Up to and including the line with "Other magnetic orders may lie lower.", reproduce the listing below exactly, beginning at its first line.

***** SUPPLIED DATA *****

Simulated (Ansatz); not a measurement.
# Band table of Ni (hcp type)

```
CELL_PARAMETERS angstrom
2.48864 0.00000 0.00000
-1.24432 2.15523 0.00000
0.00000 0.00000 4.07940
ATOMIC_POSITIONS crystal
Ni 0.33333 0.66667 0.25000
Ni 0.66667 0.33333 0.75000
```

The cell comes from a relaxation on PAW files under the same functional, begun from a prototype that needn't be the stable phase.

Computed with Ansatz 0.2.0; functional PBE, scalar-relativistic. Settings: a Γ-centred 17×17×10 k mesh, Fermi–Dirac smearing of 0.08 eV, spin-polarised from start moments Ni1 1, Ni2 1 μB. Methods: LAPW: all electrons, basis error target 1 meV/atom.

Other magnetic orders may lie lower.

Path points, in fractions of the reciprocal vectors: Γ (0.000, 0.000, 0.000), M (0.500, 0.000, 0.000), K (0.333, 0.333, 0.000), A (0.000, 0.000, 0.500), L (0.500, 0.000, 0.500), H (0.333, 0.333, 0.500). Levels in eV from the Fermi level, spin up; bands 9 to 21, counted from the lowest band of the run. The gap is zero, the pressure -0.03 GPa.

*****

[WRITTEN ANSWER]
Simulated (Ansatz); not a measurement.
# Band table of Ni (hcp type)

```
CELL_PARAMETERS angstrom
2.48864 0.00000 0.00000
-1.24432 2.15523 0.00000
0.00000 0.00000 4.07940
ATOMIC_POSITIONS crystal
Ni 0.33333 0.66667 0.25000
Ni 0.66667 0.33333 0.75000
```

The cell comes from a relaxation on PAW files under the same functional, begun from a prototype that needn't be the stable phase.

Computed with Ansatz 0.2.0; functional PBE, scalar-relativistic. Settings: a Γ-centred 17×17×10 k mesh, Fermi–Dirac smearing of 0.08 eV, spin-polarised from start moments Ni1 1, Ni2 1 μB. Methods: LAPW: all electrons, basis error target 1 meV/atom.

Other magnetic orders may lie lower.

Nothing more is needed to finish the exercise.